* _EXCERPTED RECORDS_:
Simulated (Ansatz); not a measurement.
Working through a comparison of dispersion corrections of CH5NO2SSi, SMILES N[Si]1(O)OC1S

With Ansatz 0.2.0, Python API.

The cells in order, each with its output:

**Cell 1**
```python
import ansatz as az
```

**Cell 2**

* _WORK ITEM_:
Write out the material again, exactly as shown above.

* _WORKED SOLUTION_:
Simulated (Ansatz); not a measurement.
Working through a comparison of dispersion corrections of CH5NO2SSi, SMILES N[Si]1(O)OC1S

With Ansatz 0.2.0, Python API.

The cells in order, each with its output:

**Cell 1**
```python
import ansatz as az
```

**Cell 2**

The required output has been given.